**EXERCISE**
What you return must match the records word for word.

**PROVIDED INFORMATION**

↓

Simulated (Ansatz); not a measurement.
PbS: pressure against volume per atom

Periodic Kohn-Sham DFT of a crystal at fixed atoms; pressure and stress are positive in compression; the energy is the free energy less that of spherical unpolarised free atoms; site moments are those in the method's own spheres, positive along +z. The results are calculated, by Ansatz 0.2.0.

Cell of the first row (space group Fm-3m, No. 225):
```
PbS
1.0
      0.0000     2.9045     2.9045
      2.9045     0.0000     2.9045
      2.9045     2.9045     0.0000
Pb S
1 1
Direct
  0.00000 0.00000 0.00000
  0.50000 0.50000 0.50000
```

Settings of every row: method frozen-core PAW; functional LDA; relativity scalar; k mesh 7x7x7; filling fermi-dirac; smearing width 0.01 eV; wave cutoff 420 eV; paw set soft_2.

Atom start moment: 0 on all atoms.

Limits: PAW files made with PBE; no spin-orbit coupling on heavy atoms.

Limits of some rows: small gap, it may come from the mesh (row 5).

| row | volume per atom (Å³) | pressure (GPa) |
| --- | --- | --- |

↑

**TASK ANSWER**
Simulated (Ansatz); not a measurement.
PbS: pressure against volume per atom

Periodic Kohn-Sham DFT of a crystal at fixed atoms; pressure and stress are positive in compression; the energy is the free energy less that of spherical unpolarised free atoms; site moments are those in the method's own spheres, positive along +z. The results are calculated, by Ansatz 0.2.0.

Cell of the first row (space group Fm-3m, No. 225):
```
PbS
1.0
      0.0000     2.9045     2.9045
      2.9045     0.0000     2.9045
      2.9045     2.9045     0.0000
Pb S
1 1
Direct
  0.00000 0.00000 0.00000
  0.50000 0.50000 0.50000
```

Settings of every row: method frozen-core PAW; functional LDA; relativity scalar; k mesh 7x7x7; filling fermi-dirac; smearing width 0.01 eV; wave cutoff 420 eV; paw set soft_2.

Atom start moment: 0 on all atoms.

Limits: PAW files made with PBE; no spin-orbit coupling on heavy atoms.

Limits of some rows: small gap, it may come from the mesh (row 5).

| row | volume per atom (Å³) | pressure (GPa) |
| --- | --- | --- |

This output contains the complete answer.